### DATA EXCERPTS:
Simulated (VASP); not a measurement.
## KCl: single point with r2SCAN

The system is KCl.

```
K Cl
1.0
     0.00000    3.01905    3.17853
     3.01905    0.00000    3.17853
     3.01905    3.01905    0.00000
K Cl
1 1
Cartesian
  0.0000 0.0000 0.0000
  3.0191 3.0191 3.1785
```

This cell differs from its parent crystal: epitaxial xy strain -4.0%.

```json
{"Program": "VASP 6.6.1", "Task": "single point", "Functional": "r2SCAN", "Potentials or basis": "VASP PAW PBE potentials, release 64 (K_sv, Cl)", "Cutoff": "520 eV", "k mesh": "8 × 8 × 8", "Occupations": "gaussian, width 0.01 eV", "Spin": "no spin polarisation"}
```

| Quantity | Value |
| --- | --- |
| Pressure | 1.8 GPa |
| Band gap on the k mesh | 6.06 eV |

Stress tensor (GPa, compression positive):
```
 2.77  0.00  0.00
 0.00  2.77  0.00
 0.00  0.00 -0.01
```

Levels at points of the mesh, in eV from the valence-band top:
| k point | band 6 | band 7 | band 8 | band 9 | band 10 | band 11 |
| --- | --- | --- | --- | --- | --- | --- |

### REQUIRED ACTION:
The answer is the full set of records above, repeated exactly.

### RESPONSE BOX:
Simulated (VASP); not a measurement.
## KCl: single point with r2SCAN

The system is KCl.

```
K Cl
1.0
     0.00000    3.01905    3.17853
     3.01905    0.00000    3.17853
     3.01905    3.01905    0.00000
K Cl
1 1
Cartesian
  0.0000 0.0000 0.0000
  3.0191 3.0191 3.1785
```

This cell differs from its parent crystal: epitaxial xy strain -4.0%.

```json
{"Program": "VASP 6.6.1", "Task": "single point", "Functional": "r2SCAN", "Potentials or basis": "VASP PAW PBE potentials, release 64 (K_sv, Cl)", "Cutoff": "520 eV", "k mesh": "8 × 8 × 8", "Occupations": "gaussian, width 0.01 eV", "Spin": "no spin polarisation"}
```

| Quantity | Value |
| --- | --- |
| Pressure | 1.8 GPa |
| Band gap on the k mesh | 6.06 eV |

Stress tensor (GPa, compression positive):
```
 2.77  0.00  0.00
 0.00  2.77  0.00
 0.00  0.00 -0.01
```

Levels at points of the mesh, in eV from the valence-band top:
| k point | band 6 | band 7 | band 8 | band 9 | band 10 | band 11 |
| --- | --- | --- | --- | --- | --- | --- |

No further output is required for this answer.